### SUPPLIED MATERIAL

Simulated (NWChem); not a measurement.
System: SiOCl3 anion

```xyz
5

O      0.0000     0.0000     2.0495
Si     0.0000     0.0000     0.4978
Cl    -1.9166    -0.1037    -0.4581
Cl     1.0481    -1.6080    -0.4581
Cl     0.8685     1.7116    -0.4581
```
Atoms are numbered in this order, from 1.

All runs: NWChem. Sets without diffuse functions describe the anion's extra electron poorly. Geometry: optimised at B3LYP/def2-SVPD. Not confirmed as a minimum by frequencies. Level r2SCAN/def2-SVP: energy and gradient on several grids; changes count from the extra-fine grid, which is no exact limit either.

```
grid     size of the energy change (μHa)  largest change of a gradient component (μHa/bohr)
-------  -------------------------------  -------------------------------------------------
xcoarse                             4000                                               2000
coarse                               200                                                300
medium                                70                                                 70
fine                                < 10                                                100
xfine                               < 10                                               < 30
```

######

- _ASSIGNED TASK_:
Nothing should be left out: copy the material exactly.

- _RESPONSE_:
Simulated (NWChem); not a measurement.
System: SiOCl3 anion

```xyz
5

O      0.0000     0.0000     2.0495
Si     0.0000     0.0000     0.4978
Cl    -1.9166    -0.1037    -0.4581
Cl     1.0481    -1.6080    -0.4581
Cl     0.8685     1.7116    -0.4581
```
Atoms are numbered in this order, from 1.

All runs: NWChem. Sets without diffuse functions describe the anion's extra electron poorly. Geometry: optimised at B3LYP/def2-SVPD. Not confirmed as a minimum by frequencies. Level r2SCAN/def2-SVP: energy and gradient on several grids; changes count from the extra-fine grid, which is no exact limit either.

```
grid     size of the energy change (μHa)  largest change of a gradient component (μHa/bohr)
-------  -------------------------------  -------------------------------------------------
xcoarse                             4000                                               2000
coarse                               200                                                300
medium                                70                                                 70
fine                                < 10                                                100
xfine                               < 10                                               < 30
```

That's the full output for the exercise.